DATA EXTRACTS:

- - - - -

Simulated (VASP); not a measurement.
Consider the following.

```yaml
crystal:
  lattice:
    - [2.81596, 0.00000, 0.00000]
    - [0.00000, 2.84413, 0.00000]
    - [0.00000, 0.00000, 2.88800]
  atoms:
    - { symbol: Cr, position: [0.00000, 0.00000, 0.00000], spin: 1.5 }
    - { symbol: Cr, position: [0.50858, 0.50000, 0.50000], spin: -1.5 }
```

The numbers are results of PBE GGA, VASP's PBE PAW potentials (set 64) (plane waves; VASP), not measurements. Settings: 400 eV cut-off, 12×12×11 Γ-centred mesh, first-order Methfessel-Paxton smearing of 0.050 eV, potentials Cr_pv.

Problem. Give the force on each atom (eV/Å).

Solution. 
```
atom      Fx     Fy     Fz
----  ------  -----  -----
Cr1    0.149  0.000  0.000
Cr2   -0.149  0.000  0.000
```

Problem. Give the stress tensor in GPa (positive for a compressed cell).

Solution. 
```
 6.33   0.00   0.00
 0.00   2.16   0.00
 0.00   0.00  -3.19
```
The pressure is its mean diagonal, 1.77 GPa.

- - - - -

TASK ITEM: Send back all of the material exactly as given.

EXERCISE ANSWER:
Simulated (VASP); not a measurement.
Consider the following.

```yaml
crystal:
  lattice:
    - [2.81596, 0.00000, 0.00000]
    - [0.00000, 2.84413, 0.00000]
    - [0.00000, 0.00000, 2.88800]
  atoms:
    - { symbol: Cr, position: [0.00000, 0.00000, 0.00000], spin: 1.5 }
    - { symbol: Cr, position: [0.50858, 0.50000, 0.50000], spin: -1.5 }
```

The numbers are results of PBE GGA, VASP's PBE PAW potentials (set 64) (plane waves; VASP), not measurements. Settings: 400 eV cut-off, 12×12×11 Γ-centred mesh, first-order Methfessel-Paxton smearing of 0.050 eV, potentials Cr_pv.

Problem. Give the force on each atom (eV/Å).

Solution. 
```
atom      Fx     Fy     Fz
----  ------  -----  -----
Cr1    0.149  0.000  0.000
Cr2   -0.149  0.000  0.000
```

Problem. Give the stress tensor in GPa (positive for a compressed cell).

Solution. 
```
 6.33   0.00   0.00
 0.00   2.16   0.00
 0.00   0.00  -3.19
```
The pressure is its mean diagonal, 1.77 GPa.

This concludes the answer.